○ ○ ○ ○ ○
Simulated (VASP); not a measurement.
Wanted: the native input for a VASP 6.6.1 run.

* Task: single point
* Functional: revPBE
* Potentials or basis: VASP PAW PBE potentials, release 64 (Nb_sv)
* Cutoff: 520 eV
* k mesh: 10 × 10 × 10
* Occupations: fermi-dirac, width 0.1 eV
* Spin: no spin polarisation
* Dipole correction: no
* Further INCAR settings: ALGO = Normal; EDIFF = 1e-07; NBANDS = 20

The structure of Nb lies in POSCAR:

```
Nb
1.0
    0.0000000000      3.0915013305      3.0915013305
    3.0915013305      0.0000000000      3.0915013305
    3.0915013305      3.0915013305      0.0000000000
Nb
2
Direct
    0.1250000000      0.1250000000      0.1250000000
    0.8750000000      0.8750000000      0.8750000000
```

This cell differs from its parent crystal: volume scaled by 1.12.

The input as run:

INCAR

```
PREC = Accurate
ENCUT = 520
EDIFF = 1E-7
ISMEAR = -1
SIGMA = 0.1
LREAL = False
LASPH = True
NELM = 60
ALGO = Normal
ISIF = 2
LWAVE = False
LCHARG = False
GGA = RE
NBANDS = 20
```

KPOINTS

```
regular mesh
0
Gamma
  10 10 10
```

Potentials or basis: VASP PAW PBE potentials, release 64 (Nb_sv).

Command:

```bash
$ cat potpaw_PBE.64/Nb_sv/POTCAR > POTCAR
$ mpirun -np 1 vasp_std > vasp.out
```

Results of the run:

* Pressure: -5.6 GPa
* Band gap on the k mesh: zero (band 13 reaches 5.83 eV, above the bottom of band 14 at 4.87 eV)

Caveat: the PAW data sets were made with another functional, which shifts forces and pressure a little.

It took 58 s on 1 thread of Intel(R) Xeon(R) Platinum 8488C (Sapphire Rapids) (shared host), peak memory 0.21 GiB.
○ ○ ○ ○ ○

* ASSIGNMENT: Without changing anything, quote the lines from the top of the data to the line that contains "no spin polarisation", including that line.

* ANSWER SECTION:
Simulated (VASP); not a measurement.
Wanted: the native input for a VASP 6.6.1 run.

* Task: single point
* Functional: revPBE
* Potentials or basis: VASP PAW PBE potentials, release 64 (Nb_sv)
* Cutoff: 520 eV
* k mesh: 10 × 10 × 10
* Occupations: fermi-dirac, width 0.1 eV
* Spin: no spin polarisation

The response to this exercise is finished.